(PROVIDED MATERIAL begins)
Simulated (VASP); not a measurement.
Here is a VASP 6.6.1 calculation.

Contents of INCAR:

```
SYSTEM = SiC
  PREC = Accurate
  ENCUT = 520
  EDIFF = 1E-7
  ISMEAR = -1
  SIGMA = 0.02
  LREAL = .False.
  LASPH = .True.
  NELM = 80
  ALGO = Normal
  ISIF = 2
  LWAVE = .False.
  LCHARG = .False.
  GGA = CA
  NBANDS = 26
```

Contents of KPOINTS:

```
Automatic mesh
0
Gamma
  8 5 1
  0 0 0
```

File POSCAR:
(PROVIDED MATERIAL ends)

- **REQUIRED ACTION**: A verbatim copy of the listing is needed.

- **EXPECTED ANSWER**:
Simulated (VASP); not a measurement.
Here is a VASP 6.6.1 calculation.

Contents of INCAR:

```
SYSTEM = SiC
  PREC = Accurate
  ENCUT = 520
  EDIFF = 1E-7
  ISMEAR = -1
  SIGMA = 0.02
  LREAL = .False.
  LASPH = .True.
  NELM = 80
  ALGO = Normal
  ISIF = 2
  LWAVE = .False.
  LCHARG = .False.
  GGA = CA
  NBANDS = 26
```

Contents of KPOINTS:

```
Automatic mesh
0
Gamma
  8 5 1
  0 0 0
```

File POSCAR:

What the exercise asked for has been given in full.